* [Assigned task] Each entry needs to be restated exactly as written.

»»

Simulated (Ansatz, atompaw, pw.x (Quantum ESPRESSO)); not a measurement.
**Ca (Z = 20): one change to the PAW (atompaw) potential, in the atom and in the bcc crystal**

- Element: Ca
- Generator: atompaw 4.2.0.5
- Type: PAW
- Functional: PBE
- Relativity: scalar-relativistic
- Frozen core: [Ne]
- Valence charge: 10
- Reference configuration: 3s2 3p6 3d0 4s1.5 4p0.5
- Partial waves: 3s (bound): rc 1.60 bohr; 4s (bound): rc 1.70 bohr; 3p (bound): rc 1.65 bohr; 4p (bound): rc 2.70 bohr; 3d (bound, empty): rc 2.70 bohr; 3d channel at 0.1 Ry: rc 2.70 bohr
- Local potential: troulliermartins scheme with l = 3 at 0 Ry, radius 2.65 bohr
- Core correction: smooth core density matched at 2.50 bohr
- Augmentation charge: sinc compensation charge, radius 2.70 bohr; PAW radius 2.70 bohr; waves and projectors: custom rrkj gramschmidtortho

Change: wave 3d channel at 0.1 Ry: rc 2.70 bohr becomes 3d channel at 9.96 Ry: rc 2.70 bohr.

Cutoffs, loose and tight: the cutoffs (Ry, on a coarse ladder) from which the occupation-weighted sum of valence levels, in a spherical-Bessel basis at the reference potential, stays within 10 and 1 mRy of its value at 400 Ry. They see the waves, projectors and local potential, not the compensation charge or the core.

««

* [Worked solution]
Simulated (Ansatz, atompaw, pw.x (Quantum ESPRESSO)); not a measurement.
**Ca (Z = 20): one change to the PAW (atompaw) potential, in the atom and in the bcc crystal**

- Element: Ca
- Generator: atompaw 4.2.0.5
- Type: PAW
- Functional: PBE
- Relativity: scalar-relativistic
- Frozen core: [Ne]
- Valence charge: 10
- Reference configuration: 3s2 3p6 3d0 4s1.5 4p0.5
- Partial waves: 3s (bound): rc 1.60 bohr; 4s (bound): rc 1.70 bohr; 3p (bound): rc 1.65 bohr; 4p (bound): rc 2.70 bohr; 3d (bound, empty): rc 2.70 bohr; 3d channel at 0.1 Ry: rc 2.70 bohr
- Local potential: troulliermartins scheme with l = 3 at 0 Ry, radius 2.65 bohr
- Core correction: smooth core density matched at 2.50 bohr
- Augmentation charge: sinc compensation charge, radius 2.70 bohr; PAW radius 2.70 bohr; waves and projectors: custom rrkj gramschmidtortho

Change: wave 3d channel at 0.1 Ry: rc 2.70 bohr becomes 3d channel at 9.96 Ry: rc 2.70 bohr.

Cutoffs, loose and tight: the cutoffs (Ry, on a coarse ladder) from which the occupation-weighted sum of valence levels, in a spherical-Bessel basis at the reference potential, stays within 10 and 1 mRy of its value at 400 Ry. They see the waves, projectors and local potential, not the compensation charge or the core.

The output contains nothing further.